++++++++

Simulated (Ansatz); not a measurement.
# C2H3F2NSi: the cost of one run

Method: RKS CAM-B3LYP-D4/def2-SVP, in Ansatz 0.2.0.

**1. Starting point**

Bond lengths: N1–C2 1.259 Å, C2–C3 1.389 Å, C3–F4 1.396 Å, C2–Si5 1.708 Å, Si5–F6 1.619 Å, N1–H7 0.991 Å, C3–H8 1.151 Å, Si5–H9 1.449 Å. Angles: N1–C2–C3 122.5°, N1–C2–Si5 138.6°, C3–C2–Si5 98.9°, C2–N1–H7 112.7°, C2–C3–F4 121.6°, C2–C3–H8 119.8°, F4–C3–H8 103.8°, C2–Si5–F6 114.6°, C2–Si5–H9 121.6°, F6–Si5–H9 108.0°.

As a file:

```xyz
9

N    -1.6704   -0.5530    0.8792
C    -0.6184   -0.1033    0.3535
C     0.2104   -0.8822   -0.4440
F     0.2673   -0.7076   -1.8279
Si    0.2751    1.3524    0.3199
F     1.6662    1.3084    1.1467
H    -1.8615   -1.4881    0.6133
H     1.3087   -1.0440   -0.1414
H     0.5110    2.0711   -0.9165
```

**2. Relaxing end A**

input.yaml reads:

++++++++

Requirement: All of the entries must be written out exactly as they stand.

Task solution:
Simulated (Ansatz); not a measurement.
# C2H3F2NSi: the cost of one run

Method: RKS CAM-B3LYP-D4/def2-SVP, in Ansatz 0.2.0.

**1. Starting point**

Bond lengths: N1–C2 1.259 Å, C2–C3 1.389 Å, C3–F4 1.396 Å, C2–Si5 1.708 Å, Si5–F6 1.619 Å, N1–H7 0.991 Å, C3–H8 1.151 Å, Si5–H9 1.449 Å. Angles: N1–C2–C3 122.5°, N1–C2–Si5 138.6°, C3–C2–Si5 98.9°, C2–N1–H7 112.7°, C2–C3–F4 121.6°, C2–C3–H8 119.8°, F4–C3–H8 103.8°, C2–Si5–F6 114.6°, C2–Si5–H9 121.6°, F6–Si5–H9 108.0°.

As a file:

```xyz
9

N    -1.6704   -0.5530    0.8792
C    -0.6184   -0.1033    0.3535
C     0.2104   -0.8822   -0.4440
F     0.2673   -0.7076   -1.8279
Si    0.2751    1.3524    0.3199
F     1.6662    1.3084    1.1467
H    -1.8615   -1.4881    0.6133
H     1.3087   -1.0440   -0.1414
H     0.5110    2.0711   -0.9165
```

**2. Relaxing end A**

input.yaml reads:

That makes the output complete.